_Record excerpts_
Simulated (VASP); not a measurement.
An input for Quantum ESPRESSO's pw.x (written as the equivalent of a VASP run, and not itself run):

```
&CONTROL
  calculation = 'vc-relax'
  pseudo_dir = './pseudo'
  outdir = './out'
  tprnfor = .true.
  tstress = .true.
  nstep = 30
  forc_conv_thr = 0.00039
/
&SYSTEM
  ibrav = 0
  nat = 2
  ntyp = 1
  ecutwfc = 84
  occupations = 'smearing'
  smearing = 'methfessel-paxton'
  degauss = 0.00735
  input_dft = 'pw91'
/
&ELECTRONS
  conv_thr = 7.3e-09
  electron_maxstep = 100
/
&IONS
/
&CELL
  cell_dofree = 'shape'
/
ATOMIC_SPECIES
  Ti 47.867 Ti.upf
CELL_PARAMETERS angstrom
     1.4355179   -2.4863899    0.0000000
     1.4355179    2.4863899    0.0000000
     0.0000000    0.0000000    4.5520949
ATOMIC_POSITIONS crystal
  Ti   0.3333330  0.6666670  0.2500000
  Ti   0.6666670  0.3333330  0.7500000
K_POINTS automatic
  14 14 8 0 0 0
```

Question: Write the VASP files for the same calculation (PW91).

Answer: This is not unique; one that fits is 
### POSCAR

_Work order_
All records shown above are to be output exactly.

_Task solution_
Simulated (VASP); not a measurement.
An input for Quantum ESPRESSO's pw.x (written as the equivalent of a VASP run, and not itself run):

```
&CONTROL
  calculation = 'vc-relax'
  pseudo_dir = './pseudo'
  outdir = './out'
  tprnfor = .true.
  tstress = .true.
  nstep = 30
  forc_conv_thr = 0.00039
/
&SYSTEM
  ibrav = 0
  nat = 2
  ntyp = 1
  ecutwfc = 84
  occupations = 'smearing'
  smearing = 'methfessel-paxton'
  degauss = 0.00735
  input_dft = 'pw91'
/
&ELECTRONS
  conv_thr = 7.3e-09
  electron_maxstep = 100
/
&IONS
/
&CELL
  cell_dofree = 'shape'
/
ATOMIC_SPECIES
  Ti 47.867 Ti.upf
CELL_PARAMETERS angstrom
     1.4355179   -2.4863899    0.0000000
     1.4355179    2.4863899    0.0000000
     0.0000000    0.0000000    4.5520949
ATOMIC_POSITIONS crystal
  Ti   0.3333330  0.6666670  0.2500000
  Ti   0.6666670  0.3333330  0.7500000
K_POINTS automatic
  14 14 8 0 0 0
```

Question: Write the VASP files for the same calculation (PW91).

Answer: This is not unique; one that fits is 
### POSCAR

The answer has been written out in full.